▸ **ACTION ITEM**
Everything from the first line of the entries below through the line holding "delay at 1375 K: 0.145 ms" must be printed exactly as written.

------------------------------------

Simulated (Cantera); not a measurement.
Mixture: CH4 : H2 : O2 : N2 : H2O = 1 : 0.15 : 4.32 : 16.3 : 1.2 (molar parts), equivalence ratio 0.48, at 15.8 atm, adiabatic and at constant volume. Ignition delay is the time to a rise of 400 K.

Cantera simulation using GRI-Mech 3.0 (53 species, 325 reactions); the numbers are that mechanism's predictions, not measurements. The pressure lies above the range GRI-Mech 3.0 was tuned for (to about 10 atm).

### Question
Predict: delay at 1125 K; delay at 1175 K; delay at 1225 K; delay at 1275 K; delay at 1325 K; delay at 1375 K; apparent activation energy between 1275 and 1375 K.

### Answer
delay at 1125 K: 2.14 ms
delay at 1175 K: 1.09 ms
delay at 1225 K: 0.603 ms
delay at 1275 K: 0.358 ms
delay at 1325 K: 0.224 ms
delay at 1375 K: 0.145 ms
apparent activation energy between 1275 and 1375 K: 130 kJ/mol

------------------------------------

▸ **EXERCISE RESPONSE**
Simulated (Cantera); not a measurement.
Mixture: CH4 : H2 : O2 : N2 : H2O = 1 : 0.15 : 4.32 : 16.3 : 1.2 (molar parts), equivalence ratio 0.48, at 15.8 atm, adiabatic and at constant volume. Ignition delay is the time to a rise of 400 K.

Cantera simulation using GRI-Mech 3.0 (53 species, 325 reactions); the numbers are that mechanism's predictions, not measurements. The pressure lies above the range GRI-Mech 3.0 was tuned for (to about 10 atm).

### Question
Predict: delay at 1125 K; delay at 1175 K; delay at 1225 K; delay at 1275 K; delay at 1325 K; delay at 1375 K; apparent activation energy between 1275 and 1375 K.

### Answer
delay at 1125 K: 2.14 ms
delay at 1175 K: 1.09 ms
delay at 1225 K: 0.603 ms
delay at 1275 K: 0.358 ms
delay at 1325 K: 0.224 ms
delay at 1375 K: 0.145 ms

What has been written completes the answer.